### Work task
The answer must consist of every record below, reproduced exactly.

START Data supplied
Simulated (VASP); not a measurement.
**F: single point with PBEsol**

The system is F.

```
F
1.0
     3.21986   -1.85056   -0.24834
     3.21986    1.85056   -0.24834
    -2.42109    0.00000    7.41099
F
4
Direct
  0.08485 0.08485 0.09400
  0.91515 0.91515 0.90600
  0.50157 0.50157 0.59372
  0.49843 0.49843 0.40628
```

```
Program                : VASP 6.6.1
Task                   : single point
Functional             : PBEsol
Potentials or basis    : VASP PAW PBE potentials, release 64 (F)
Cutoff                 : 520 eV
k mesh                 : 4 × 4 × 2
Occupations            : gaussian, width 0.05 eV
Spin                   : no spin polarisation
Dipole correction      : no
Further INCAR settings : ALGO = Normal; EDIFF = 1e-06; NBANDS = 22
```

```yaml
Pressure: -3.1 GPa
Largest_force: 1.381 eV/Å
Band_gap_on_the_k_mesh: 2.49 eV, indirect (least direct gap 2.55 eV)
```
END Data supplied

### Your solution
Simulated (VASP); not a measurement.
**F: single point with PBEsol**

The system is F.

```
F
1.0
     3.21986   -1.85056   -0.24834
     3.21986    1.85056   -0.24834
    -2.42109    0.00000    7.41099
F
4
Direct
  0.08485 0.08485 0.09400
  0.91515 0.91515 0.90600
  0.50157 0.50157 0.59372
  0.49843 0.49843 0.40628
```

```
Program                : VASP 6.6.1
Task                   : single point
Functional             : PBEsol
Potentials or basis    : VASP PAW PBE potentials, release 64 (F)
Cutoff                 : 520 eV
k mesh                 : 4 × 4 × 2
Occupations            : gaussian, width 0.05 eV
Spin                   : no spin polarisation
Dipole correction      : no
Further INCAR settings : ALGO = Normal; EDIFF = 1e-06; NBANDS = 22
```

```yaml
Pressure: -3.1 GPa
Largest_force: 1.381 eV/Å
Band_gap_on_the_k_mesh: 2.49 eV, indirect (least direct gap 2.55 eV)
```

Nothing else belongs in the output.